Requirement — Word for word, retype the first line of the records and every following line through the one containing "The cell was".

- Opening Delimiter -

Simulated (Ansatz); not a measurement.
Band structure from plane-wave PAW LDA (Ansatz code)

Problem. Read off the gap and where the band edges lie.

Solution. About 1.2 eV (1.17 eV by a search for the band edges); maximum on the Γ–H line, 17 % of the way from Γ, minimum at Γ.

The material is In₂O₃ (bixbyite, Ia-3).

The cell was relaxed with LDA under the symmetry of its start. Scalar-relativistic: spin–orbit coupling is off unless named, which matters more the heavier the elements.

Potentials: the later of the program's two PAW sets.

- Closing Delimiter -

Exercise response —
Simulated (Ansatz); not a measurement.
Band structure from plane-wave PAW LDA (Ansatz code)

Problem. Read off the gap and where the band edges lie.

Solution. About 1.2 eV (1.17 eV by a search for the band edges); maximum on the Γ–H line, 17 % of the way from Γ, minimum at Γ.

The material is In₂O₃ (bixbyite, Ia-3).

The cell was relaxed with LDA under the symmetry of its start. Scalar-relativistic: spin–orbit coupling is off unless named, which matters more the heavier the elements.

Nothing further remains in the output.